__Exercise__: Would you write the data out once more, exactly as it is?

__Provided data__:

========================

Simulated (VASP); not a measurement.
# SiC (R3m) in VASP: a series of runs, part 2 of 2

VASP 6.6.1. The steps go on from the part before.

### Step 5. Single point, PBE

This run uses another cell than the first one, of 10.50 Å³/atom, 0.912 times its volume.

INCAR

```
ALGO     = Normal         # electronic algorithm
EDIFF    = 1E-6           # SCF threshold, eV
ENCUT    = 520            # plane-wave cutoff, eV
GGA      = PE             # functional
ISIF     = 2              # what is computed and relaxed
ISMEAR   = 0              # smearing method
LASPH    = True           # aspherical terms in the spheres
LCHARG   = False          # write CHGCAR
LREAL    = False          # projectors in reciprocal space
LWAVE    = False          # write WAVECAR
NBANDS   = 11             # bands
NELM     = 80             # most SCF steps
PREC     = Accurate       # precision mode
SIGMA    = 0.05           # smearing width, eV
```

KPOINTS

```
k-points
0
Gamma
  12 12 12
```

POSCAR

========================

__Response__:
Simulated (VASP); not a measurement.
# SiC (R3m) in VASP: a series of runs, part 2 of 2

VASP 6.6.1. The steps go on from the part before.

### Step 5. Single point, PBE

This run uses another cell than the first one, of 10.50 Å³/atom, 0.912 times its volume.

INCAR

```
ALGO     = Normal         # electronic algorithm
EDIFF    = 1E-6           # SCF threshold, eV
ENCUT    = 520            # plane-wave cutoff, eV
GGA      = PE             # functional
ISIF     = 2              # what is computed and relaxed
ISMEAR   = 0              # smearing method
LASPH    = True           # aspherical terms in the spheres
LCHARG   = False          # write CHGCAR
LREAL    = False          # projectors in reciprocal space
LWAVE    = False          # write WAVECAR
NBANDS   = 11             # bands
NELM     = 80             # most SCF steps
PREC     = Accurate       # precision mode
SIGMA    = 0.05           # smearing width, eV
```

KPOINTS

```
k-points
0
Gamma
  12 12 12
```

POSCAR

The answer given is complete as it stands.